▸ **ASSIGNED TASK**
Present the following entries again, word for word and in full.

-- Opening Marker --

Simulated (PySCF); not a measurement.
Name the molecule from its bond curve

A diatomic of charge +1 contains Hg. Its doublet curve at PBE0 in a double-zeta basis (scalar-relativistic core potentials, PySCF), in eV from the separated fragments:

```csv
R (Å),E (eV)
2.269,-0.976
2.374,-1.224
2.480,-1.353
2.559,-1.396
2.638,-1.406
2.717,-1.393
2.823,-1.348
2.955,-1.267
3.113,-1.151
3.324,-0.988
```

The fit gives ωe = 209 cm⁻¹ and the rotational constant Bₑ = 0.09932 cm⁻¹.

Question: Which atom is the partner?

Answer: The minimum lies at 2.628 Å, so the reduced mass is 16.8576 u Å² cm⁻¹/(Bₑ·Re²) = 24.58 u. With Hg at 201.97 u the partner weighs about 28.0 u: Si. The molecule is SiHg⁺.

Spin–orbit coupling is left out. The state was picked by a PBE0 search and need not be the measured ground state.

-- Closing Marker --

▸ **ANSWER SECTION**
Simulated (PySCF); not a measurement.
Name the molecule from its bond curve

A diatomic of charge +1 contains Hg. Its doublet curve at PBE0 in a double-zeta basis (scalar-relativistic core potentials, PySCF), in eV from the separated fragments:

```csv
R (Å),E (eV)
2.269,-0.976
2.374,-1.224
2.480,-1.353
2.559,-1.396
2.638,-1.406
2.717,-1.393
2.823,-1.348
2.955,-1.267
3.113,-1.151
3.324,-0.988
```

The fit gives ωe = 209 cm⁻¹ and the rotational constant Bₑ = 0.09932 cm⁻¹.

Question: Which atom is the partner?

Answer: The minimum lies at 2.628 Å, so the reduced mass is 16.8576 u Å² cm⁻¹/(Bₑ·Re²) = 24.58 u. With Hg at 201.97 u the partner weighs about 28.0 u: Si. The molecule is SiHg⁺.

Spin–orbit coupling is left out. The state was picked by a PBE0 search and need not be the measured ground state.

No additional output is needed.